==============================

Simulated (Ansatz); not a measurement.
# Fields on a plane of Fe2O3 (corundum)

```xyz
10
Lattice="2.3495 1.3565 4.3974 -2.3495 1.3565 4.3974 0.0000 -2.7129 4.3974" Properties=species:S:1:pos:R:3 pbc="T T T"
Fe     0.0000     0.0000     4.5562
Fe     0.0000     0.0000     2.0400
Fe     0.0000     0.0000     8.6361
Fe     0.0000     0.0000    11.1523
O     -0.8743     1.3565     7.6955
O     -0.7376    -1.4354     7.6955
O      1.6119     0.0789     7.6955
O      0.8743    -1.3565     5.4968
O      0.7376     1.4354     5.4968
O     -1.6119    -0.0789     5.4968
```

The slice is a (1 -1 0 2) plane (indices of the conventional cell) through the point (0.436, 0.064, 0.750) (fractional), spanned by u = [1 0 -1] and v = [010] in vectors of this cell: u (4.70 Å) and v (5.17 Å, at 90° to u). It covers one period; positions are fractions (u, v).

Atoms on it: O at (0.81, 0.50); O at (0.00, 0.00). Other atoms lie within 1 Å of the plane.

==============================

* ASSIGNMENT *
Set down the lines of the records exactly, from the first one through the line containing "The slice is", and add nothing else.

* RESULT *
Simulated (Ansatz); not a measurement.
# Fields on a plane of Fe2O3 (corundum)

```xyz
10
Lattice="2.3495 1.3565 4.3974 -2.3495 1.3565 4.3974 0.0000 -2.7129 4.3974" Properties=species:S:1:pos:R:3 pbc="T T T"
Fe     0.0000     0.0000     4.5562
Fe     0.0000     0.0000     2.0400
Fe     0.0000     0.0000     8.6361
Fe     0.0000     0.0000    11.1523
O     -0.8743     1.3565     7.6955
O     -0.7376    -1.4354     7.6955
O      1.6119     0.0789     7.6955
O      0.8743    -1.3565     5.4968
O      0.7376     1.4354     5.4968
O     -1.6119    -0.0789     5.4968
```

The slice is a (1 -1 0 2) plane (indices of the conventional cell) through the point (0.436, 0.064, 0.750) (fractional), spanned by u = [1 0 -1] and v = [010] in vectors of this cell: u (4.70 Å) and v (5.17 Å, at 90° to u). It covers one period; positions are fractions (u, v).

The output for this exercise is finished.